Every record is to be returned as written, with no omissions.

*** Given records

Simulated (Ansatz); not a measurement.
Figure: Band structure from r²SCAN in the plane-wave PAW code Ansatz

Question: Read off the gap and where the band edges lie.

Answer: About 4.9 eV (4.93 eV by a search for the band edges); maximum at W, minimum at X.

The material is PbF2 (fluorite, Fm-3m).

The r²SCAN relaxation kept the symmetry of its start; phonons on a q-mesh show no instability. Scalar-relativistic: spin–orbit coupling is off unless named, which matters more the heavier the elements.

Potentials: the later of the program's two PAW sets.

******

**Response box:**
Simulated (Ansatz); not a measurement.
Figure: Band structure from r²SCAN in the plane-wave PAW code Ansatz

Question: Read off the gap and where the band edges lie.

Answer: About 4.9 eV (4.93 eV by a search for the band edges); maximum at W, minimum at X.

The material is PbF2 (fluorite, Fm-3m).

The r²SCAN relaxation kept the symmetry of its start; phonons on a q-mesh show no instability. Scalar-relativistic: spin–orbit coupling is off unless named, which matters more the heavier the elements.

Potentials: the later of the program's two PAW sets.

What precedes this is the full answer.